**Work item:**
Your task is to output the data exactly as it stands.

Provided records Block Start
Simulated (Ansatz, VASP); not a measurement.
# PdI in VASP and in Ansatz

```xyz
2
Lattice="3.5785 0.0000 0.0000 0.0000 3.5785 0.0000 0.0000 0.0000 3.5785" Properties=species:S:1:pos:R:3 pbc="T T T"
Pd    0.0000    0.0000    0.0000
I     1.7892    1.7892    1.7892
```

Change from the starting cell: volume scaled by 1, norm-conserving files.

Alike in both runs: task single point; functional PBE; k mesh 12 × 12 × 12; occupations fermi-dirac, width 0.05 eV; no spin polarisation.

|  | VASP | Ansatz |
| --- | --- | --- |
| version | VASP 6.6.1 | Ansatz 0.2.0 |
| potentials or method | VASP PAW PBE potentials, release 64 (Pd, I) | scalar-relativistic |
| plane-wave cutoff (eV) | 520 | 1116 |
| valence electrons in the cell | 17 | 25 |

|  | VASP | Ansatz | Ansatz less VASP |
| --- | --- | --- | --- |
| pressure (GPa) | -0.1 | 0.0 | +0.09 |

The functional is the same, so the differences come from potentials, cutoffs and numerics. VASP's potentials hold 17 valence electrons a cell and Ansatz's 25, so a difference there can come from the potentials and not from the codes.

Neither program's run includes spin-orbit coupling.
Provided records Block End

**Written response:**
Simulated (Ansatz, VASP); not a measurement.
# PdI in VASP and in Ansatz

```xyz
2
Lattice="3.5785 0.0000 0.0000 0.0000 3.5785 0.0000 0.0000 0.0000 3.5785" Properties=species:S:1:pos:R:3 pbc="T T T"
Pd    0.0000    0.0000    0.0000
I     1.7892    1.7892    1.7892
```

Change from the starting cell: volume scaled by 1, norm-conserving files.

Alike in both runs: task single point; functional PBE; k mesh 12 × 12 × 12; occupations fermi-dirac, width 0.05 eV; no spin polarisation.

|  | VASP | Ansatz |
| --- | --- | --- |
| version | VASP 6.6.1 | Ansatz 0.2.0 |
| potentials or method | VASP PAW PBE potentials, release 64 (Pd, I) | scalar-relativistic |
| plane-wave cutoff (eV) | 520 | 1116 |
| valence electrons in the cell | 17 | 25 |

|  | VASP | Ansatz | Ansatz less VASP |
| --- | --- | --- | --- |
| pressure (GPa) | -0.1 | 0.0 | +0.09 |

The functional is the same, so the differences come from potentials, cutoffs and numerics. VASP's potentials hold 17 valence electrons a cell and Ansatz's 25, so a difference there can come from the potentials and not from the codes.

Neither program's run includes spin-orbit coupling.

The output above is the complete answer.